▶ [ACTION ITEM] Could you copy, exactly as written, every line from the first line of the records through the one containing "3 atoms, charge -1, spin multiplicity 1."?

○ ○ ○ ○

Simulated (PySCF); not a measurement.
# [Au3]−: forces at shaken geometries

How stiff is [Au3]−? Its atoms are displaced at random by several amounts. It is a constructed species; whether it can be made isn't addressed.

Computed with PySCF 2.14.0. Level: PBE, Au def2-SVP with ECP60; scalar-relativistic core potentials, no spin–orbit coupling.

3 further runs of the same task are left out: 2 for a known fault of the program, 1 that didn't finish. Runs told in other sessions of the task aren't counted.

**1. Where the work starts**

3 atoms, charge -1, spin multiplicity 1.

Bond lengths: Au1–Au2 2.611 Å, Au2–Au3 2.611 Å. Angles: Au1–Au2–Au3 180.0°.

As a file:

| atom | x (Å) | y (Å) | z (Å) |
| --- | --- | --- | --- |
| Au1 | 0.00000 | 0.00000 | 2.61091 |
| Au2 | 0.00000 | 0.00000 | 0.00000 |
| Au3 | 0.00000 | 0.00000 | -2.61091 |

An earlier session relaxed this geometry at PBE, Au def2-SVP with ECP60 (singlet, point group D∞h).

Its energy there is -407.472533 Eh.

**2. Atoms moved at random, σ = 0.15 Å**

○ ○ ○ ○

▶ [YOUR RESPONSE]
Simulated (PySCF); not a measurement.
# [Au3]−: forces at shaken geometries

How stiff is [Au3]−? Its atoms are displaced at random by several amounts. It is a constructed species; whether it can be made isn't addressed.

Computed with PySCF 2.14.0. Level: PBE, Au def2-SVP with ECP60; scalar-relativistic core potentials, no spin–orbit coupling.

3 further runs of the same task are left out: 2 for a known fault of the program, 1 that didn't finish. Runs told in other sessions of the task aren't counted.

**1. Where the work starts**

3 atoms, charge -1, spin multiplicity 1.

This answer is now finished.